▶ _Action item_
The answer must consist only of the lines from the line with "It was reached" to the line with "For the test", both included, exactly as they stand below.

▶ _Source information_
****

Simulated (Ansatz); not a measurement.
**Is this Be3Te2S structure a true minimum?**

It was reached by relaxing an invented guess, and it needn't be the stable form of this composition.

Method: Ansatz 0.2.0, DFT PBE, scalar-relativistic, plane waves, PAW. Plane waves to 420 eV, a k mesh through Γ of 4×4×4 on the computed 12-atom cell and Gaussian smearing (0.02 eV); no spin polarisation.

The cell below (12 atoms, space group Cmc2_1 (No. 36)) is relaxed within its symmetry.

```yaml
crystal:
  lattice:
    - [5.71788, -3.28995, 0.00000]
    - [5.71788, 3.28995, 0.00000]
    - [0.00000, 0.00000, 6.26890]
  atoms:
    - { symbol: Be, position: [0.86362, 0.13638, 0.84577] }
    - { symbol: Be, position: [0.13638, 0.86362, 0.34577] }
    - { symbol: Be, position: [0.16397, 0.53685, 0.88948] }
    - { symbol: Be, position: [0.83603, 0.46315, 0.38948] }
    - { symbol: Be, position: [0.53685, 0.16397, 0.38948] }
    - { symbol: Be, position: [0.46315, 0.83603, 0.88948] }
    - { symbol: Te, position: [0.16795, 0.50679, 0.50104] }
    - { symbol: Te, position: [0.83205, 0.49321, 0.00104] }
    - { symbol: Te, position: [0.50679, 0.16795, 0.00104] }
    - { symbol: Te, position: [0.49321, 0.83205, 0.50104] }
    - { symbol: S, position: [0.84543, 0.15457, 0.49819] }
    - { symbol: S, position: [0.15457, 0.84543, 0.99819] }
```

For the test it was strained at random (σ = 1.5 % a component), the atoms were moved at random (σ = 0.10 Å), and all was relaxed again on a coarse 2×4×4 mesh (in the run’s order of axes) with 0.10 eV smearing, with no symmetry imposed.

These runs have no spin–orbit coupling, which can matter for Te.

****

▶ _Written response_
It was reached by relaxing an invented guess, and it needn't be the stable form of this composition.

Method: Ansatz 0.2.0, DFT PBE, scalar-relativistic, plane waves, PAW. Plane waves to 420 eV, a k mesh through Γ of 4×4×4 on the computed 12-atom cell and Gaussian smearing (0.02 eV); no spin polarisation.

The cell below (12 atoms, space group Cmc2_1 (No. 36)) is relaxed within its symmetry.

```yaml
crystal:
  lattice:
    - [5.71788, -3.28995, 0.00000]
    - [5.71788, 3.28995, 0.00000]
    - [0.00000, 0.00000, 6.26890]
  atoms:
    - { symbol: Be, position: [0.86362, 0.13638, 0.84577] }
    - { symbol: Be, position: [0.13638, 0.86362, 0.34577] }
    - { symbol: Be, position: [0.16397, 0.53685, 0.88948] }
    - { symbol: Be, position: [0.83603, 0.46315, 0.38948] }
    - { symbol: Be, position: [0.53685, 0.16397, 0.38948] }
    - { symbol: Be, position: [0.46315, 0.83603, 0.88948] }
    - { symbol: Te, position: [0.16795, 0.50679, 0.50104] }
    - { symbol: Te, position: [0.83205, 0.49321, 0.00104] }
    - { symbol: Te, position: [0.50679, 0.16795, 0.00104] }
    - { symbol: Te, position: [0.49321, 0.83205, 0.50104] }
    - { symbol: S, position: [0.84543, 0.15457, 0.49819] }
    - { symbol: S, position: [0.15457, 0.84543, 0.99819] }
```

For the test it was strained at random (σ = 1.5 % a component), the atoms were moved at random (σ = 0.10 Å), and all was relaxed again on a coarse 2×4×4 mesh (in the run’s order of axes) with 0.10 eV smearing, with no symmetry imposed.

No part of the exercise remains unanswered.